- - - -

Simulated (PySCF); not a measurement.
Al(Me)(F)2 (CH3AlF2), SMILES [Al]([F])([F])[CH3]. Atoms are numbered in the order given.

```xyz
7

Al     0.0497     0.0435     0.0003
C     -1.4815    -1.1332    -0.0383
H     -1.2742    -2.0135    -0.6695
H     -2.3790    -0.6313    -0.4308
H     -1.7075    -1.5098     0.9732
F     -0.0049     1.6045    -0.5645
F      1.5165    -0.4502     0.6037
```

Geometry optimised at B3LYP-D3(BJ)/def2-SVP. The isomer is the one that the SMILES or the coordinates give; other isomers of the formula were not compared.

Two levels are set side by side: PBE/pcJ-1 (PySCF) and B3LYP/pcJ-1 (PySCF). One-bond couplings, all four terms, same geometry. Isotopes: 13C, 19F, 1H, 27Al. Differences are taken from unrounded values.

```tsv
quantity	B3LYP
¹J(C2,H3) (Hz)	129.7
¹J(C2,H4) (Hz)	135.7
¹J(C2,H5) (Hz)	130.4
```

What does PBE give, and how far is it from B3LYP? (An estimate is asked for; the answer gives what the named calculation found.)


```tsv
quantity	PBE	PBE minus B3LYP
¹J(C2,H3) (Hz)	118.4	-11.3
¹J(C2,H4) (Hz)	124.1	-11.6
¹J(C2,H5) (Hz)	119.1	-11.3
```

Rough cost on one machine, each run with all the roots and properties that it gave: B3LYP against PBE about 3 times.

- - - -

Action item:
Give back every line of the data exactly.

Exercise response:
Simulated (PySCF); not a measurement.
Al(Me)(F)2 (CH3AlF2), SMILES [Al]([F])([F])[CH3]. Atoms are numbered in the order given.

```xyz
7

Al     0.0497     0.0435     0.0003
C     -1.4815    -1.1332    -0.0383
H     -1.2742    -2.0135    -0.6695
H     -2.3790    -0.6313    -0.4308
H     -1.7075    -1.5098     0.9732
F     -0.0049     1.6045    -0.5645
F      1.5165    -0.4502     0.6037
```

Geometry optimised at B3LYP-D3(BJ)/def2-SVP. The isomer is the one that the SMILES or the coordinates give; other isomers of the formula were not compared.

Two levels are set side by side: PBE/pcJ-1 (PySCF) and B3LYP/pcJ-1 (PySCF). One-bond couplings, all four terms, same geometry. Isotopes: 13C, 19F, 1H, 27Al. Differences are taken from unrounded values.

```tsv
quantity	B3LYP
¹J(C2,H3) (Hz)	129.7
¹J(C2,H4) (Hz)	135.7
¹J(C2,H5) (Hz)	130.4
```

What does PBE give, and how far is it from B3LYP? (An estimate is asked for; the answer gives what the named calculation found.)


```tsv
quantity	PBE	PBE minus B3LYP
¹J(C2,H3) (Hz)	118.4	-11.3
¹J(C2,H4) (Hz)	124.1	-11.6
¹J(C2,H5) (Hz)	119.1	-11.3
```

Rough cost on one machine, each run with all the roots and properties that it gave: B3LYP against PBE about 3 times.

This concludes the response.